ASSIGNED TASK:
Repeat the listing that follows exactly, please.

SUPPLIED INFORMATION:
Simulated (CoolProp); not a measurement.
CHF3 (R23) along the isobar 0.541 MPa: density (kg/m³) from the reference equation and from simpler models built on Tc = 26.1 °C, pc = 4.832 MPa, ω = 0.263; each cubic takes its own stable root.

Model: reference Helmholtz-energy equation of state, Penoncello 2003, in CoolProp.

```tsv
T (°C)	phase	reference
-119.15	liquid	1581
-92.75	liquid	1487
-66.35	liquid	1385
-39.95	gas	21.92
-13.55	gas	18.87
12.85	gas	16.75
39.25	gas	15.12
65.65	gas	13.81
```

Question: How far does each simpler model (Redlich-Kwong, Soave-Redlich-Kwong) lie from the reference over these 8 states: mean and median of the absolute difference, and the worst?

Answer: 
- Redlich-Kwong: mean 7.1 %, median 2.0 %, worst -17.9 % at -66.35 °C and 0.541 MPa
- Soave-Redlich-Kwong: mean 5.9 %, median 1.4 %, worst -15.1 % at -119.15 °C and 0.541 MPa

EXERCISE ANSWER:
Simulated (CoolProp); not a measurement.
CHF3 (R23) along the isobar 0.541 MPa: density (kg/m³) from the reference equation and from simpler models built on Tc = 26.1 °C, pc = 4.832 MPa, ω = 0.263; each cubic takes its own stable root.

Model: reference Helmholtz-energy equation of state, Penoncello 2003, in CoolProp.

```tsv
T (°C)	phase	reference
-119.15	liquid	1581
-92.75	liquid	1487
-66.35	liquid	1385
-39.95	gas	21.92
-13.55	gas	18.87
12.85	gas	16.75
39.25	gas	15.12
65.65	gas	13.81
```

Question: How far does each simpler model (Redlich-Kwong, Soave-Redlich-Kwong) lie from the reference over these 8 states: mean and median of the absolute difference, and the worst?

Answer: 
- Redlich-Kwong: mean 7.1 %, median 2.0 %, worst -17.9 % at -66.35 °C and 0.541 MPa
- Soave-Redlich-Kwong: mean 5.9 %, median 1.4 %, worst -15.1 % at -119.15 °C and 0.541 MPa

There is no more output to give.